• • • •

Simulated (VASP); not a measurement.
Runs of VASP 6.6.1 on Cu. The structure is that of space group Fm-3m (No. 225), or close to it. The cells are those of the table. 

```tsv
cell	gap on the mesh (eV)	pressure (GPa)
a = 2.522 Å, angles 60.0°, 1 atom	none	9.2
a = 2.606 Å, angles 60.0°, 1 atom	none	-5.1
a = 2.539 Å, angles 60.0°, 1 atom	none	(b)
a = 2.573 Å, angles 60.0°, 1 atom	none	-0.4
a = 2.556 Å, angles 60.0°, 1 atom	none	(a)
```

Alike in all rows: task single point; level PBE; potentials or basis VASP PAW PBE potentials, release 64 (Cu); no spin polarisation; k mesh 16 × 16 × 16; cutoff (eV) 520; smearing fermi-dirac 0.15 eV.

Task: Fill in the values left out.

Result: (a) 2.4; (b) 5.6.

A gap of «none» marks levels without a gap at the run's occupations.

• • • •

■ **REQUIRED ACTION**
Print exactly the lines above from the one with "Task: Fill in the values left out." to the one with "Result: (a) 2.4; (b) 5.6.", including both.

■ **ANSWER SECTION**
Task: Fill in the values left out.

Result: (a) 2.4; (b) 5.6.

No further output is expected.